*-*-*
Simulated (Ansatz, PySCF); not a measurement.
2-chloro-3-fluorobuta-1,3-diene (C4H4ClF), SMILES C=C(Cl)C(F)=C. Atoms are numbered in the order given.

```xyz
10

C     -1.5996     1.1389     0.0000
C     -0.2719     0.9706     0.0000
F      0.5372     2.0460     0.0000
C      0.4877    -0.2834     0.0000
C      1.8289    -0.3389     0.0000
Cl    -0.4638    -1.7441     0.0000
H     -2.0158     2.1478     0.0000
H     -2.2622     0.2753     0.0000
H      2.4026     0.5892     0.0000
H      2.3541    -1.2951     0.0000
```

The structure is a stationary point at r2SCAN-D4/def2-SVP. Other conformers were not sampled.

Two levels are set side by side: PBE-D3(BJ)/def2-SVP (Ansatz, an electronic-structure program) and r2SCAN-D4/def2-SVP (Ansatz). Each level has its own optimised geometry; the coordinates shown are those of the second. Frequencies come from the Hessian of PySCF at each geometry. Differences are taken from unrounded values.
*-*-*

§ Work request
Your task is to retype the complete material exactly as it was given.

§ Written solution
Simulated (Ansatz, PySCF); not a measurement.
2-chloro-3-fluorobuta-1,3-diene (C4H4ClF), SMILES C=C(Cl)C(F)=C. Atoms are numbered in the order given.

```xyz
10

C     -1.5996     1.1389     0.0000
C     -0.2719     0.9706     0.0000
F      0.5372     2.0460     0.0000
C      0.4877    -0.2834     0.0000
C      1.8289    -0.3389     0.0000
Cl    -0.4638    -1.7441     0.0000
H     -2.0158     2.1478     0.0000
H     -2.2622     0.2753     0.0000
H      2.4026     0.5892     0.0000
H      2.3541    -1.2951     0.0000
```

The structure is a stationary point at r2SCAN-D4/def2-SVP. Other conformers were not sampled.

Two levels are set side by side: PBE-D3(BJ)/def2-SVP (Ansatz, an electronic-structure program) and r2SCAN-D4/def2-SVP (Ansatz). Each level has its own optimised geometry; the coordinates shown are those of the second. Frequencies come from the Hessian of PySCF at each geometry. Differences are taken from unrounded values.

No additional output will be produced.